- _Work item_
Return the data that follows exactly, with each line intact.

(Beginning of Data provided)

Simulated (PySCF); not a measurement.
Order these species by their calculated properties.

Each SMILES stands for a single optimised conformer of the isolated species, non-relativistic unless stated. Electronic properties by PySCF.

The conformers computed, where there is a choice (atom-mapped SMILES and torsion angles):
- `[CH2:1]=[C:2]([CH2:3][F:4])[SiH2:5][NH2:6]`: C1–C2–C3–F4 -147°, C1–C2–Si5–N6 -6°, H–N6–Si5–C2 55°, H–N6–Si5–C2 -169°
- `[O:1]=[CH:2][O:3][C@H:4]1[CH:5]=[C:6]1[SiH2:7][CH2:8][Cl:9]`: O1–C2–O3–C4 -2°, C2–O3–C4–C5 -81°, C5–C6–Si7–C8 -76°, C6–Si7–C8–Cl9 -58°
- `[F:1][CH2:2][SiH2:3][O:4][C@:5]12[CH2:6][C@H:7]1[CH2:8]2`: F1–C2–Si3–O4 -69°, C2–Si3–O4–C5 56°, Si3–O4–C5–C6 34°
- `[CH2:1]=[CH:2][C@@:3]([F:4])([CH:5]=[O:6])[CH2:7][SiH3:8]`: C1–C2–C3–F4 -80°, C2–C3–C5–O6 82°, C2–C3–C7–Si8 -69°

(End of Data provided)

- _Reply_
Simulated (PySCF); not a measurement.
Order these species by their calculated properties.

Each SMILES stands for a single optimised conformer of the isolated species, non-relativistic unless stated. Electronic properties by PySCF.

The conformers computed, where there is a choice (atom-mapped SMILES and torsion angles):
- `[CH2:1]=[C:2]([CH2:3][F:4])[SiH2:5][NH2:6]`: C1–C2–C3–F4 -147°, C1–C2–Si5–N6 -6°, H–N6–Si5–C2 55°, H–N6–Si5–C2 -169°
- `[O:1]=[CH:2][O:3][C@H:4]1[CH:5]=[C:6]1[SiH2:7][CH2:8][Cl:9]`: O1–C2–O3–C4 -2°, C2–O3–C4–C5 -81°, C5–C6–Si7–C8 -76°, C6–Si7–C8–Cl9 -58°
- `[F:1][CH2:2][SiH2:3][O:4][C@:5]12[CH2:6][C@H:7]1[CH2:8]2`: F1–C2–Si3–O4 -69°, C2–Si3–O4–C5 56°, Si3–O4–C5–C6 34°
- `[CH2:1]=[CH:2][C@@:3]([F:4])([CH:5]=[O:6])[CH2:7][SiH3:8]`: C1–C2–C3–F4 -80°, C2–C3–C5–O6 82°, C2–C3–C7–Si8 -69°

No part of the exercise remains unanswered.